● **PROVIDED MATERIAL**:
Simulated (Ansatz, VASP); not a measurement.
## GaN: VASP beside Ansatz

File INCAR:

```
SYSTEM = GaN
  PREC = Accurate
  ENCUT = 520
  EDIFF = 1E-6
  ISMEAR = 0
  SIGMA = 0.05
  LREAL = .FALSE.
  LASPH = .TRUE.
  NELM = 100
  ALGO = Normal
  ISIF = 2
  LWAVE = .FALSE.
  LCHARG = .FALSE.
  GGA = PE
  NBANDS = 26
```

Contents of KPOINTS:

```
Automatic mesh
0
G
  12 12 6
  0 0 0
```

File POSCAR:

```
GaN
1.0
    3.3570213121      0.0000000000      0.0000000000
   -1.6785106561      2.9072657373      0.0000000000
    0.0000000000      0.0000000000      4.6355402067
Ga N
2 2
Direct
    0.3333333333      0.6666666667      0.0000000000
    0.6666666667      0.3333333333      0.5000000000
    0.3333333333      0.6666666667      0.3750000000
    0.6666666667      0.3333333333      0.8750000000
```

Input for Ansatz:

● **BRIEF**:
Retype all the records above without changing a word.

● **YOUR SOLUTION**:
Simulated (Ansatz, VASP); not a measurement.
## GaN: VASP beside Ansatz

File INCAR:

```
SYSTEM = GaN
  PREC = Accurate
  ENCUT = 520
  EDIFF = 1E-6
  ISMEAR = 0
  SIGMA = 0.05
  LREAL = .FALSE.
  LASPH = .TRUE.
  NELM = 100
  ALGO = Normal
  ISIF = 2
  LWAVE = .FALSE.
  LCHARG = .FALSE.
  GGA = PE
  NBANDS = 26
```

Contents of KPOINTS:

```
Automatic mesh
0
G
  12 12 6
  0 0 0
```

File POSCAR:

```
GaN
1.0
    3.3570213121      0.0000000000      0.0000000000
   -1.6785106561      2.9072657373      0.0000000000
    0.0000000000      0.0000000000      4.6355402067
Ga N
2 2
Direct
    0.3333333333      0.6666666667      0.0000000000
    0.6666666667      0.3333333333      0.5000000000
    0.3333333333      0.6666666667      0.3750000000
    0.6666666667      0.3333333333      0.8750000000
```

Input for Ansatz:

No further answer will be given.